→ **Listed entries**:
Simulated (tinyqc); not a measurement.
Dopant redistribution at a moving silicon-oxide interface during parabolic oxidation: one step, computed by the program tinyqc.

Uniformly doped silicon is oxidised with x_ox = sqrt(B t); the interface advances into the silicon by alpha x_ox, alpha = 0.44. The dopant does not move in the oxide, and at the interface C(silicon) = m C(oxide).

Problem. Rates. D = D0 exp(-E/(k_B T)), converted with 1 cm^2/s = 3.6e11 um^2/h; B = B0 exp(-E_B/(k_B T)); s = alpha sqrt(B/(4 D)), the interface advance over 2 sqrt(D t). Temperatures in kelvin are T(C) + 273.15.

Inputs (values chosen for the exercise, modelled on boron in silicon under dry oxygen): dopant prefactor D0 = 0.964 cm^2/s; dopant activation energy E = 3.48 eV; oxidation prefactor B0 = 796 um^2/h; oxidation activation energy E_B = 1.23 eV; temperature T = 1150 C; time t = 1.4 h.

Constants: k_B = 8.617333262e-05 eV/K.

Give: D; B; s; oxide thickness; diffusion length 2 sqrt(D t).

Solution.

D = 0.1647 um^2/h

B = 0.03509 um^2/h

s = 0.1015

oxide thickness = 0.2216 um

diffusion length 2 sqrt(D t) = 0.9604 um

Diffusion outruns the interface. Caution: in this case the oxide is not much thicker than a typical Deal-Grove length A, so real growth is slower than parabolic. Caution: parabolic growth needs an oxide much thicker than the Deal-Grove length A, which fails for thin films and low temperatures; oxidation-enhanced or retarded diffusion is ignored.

→ **Exercise**:
Beginning at the opening line of the data, transcribe each line exactly until you reach the line with "Uniformly doped silicon", which you also include, and go no further.

→ **Written reply**:
Simulated (tinyqc); not a measurement.
Dopant redistribution at a moving silicon-oxide interface during parabolic oxidation: one step, computed by the program tinyqc.

Uniformly doped silicon is oxidised with x_ox = sqrt(B t); the interface advances into the silicon by alpha x_ox, alpha = 0.44. The dopant does not move in the oxide, and at the interface C(silicon) = m C(oxide).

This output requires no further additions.